Task item | Write out again only the lines that run from the start of the entries to the line containing "(V/Å²) | Time (s) |", both included.

Exercise data |
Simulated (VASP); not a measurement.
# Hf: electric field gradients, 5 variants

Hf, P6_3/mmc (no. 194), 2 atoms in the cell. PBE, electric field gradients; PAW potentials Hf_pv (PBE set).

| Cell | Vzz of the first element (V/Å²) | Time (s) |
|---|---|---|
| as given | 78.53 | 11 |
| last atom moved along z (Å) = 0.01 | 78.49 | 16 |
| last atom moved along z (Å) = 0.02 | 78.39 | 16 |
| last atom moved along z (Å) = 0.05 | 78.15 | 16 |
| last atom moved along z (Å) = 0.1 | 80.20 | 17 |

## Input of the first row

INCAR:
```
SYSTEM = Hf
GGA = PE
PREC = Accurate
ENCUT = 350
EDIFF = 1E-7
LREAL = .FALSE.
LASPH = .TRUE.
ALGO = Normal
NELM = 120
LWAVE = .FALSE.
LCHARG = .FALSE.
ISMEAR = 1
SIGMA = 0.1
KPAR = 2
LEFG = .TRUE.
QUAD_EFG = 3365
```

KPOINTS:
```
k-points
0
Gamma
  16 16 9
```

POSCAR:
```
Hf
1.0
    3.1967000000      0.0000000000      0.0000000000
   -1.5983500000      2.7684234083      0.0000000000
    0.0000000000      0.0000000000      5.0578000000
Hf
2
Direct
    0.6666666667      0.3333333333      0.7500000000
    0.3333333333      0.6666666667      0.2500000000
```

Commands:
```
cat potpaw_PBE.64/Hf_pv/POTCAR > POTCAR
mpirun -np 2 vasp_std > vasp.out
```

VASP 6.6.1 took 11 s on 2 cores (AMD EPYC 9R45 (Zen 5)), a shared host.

Worked solution |
Simulated (VASP); not a measurement.
# Hf: electric field gradients, 5 variants

Hf, P6_3/mmc (no. 194), 2 atoms in the cell. PBE, electric field gradients; PAW potentials Hf_pv (PBE set).

| Cell | Vzz of the first element (V/Å²) | Time (s) |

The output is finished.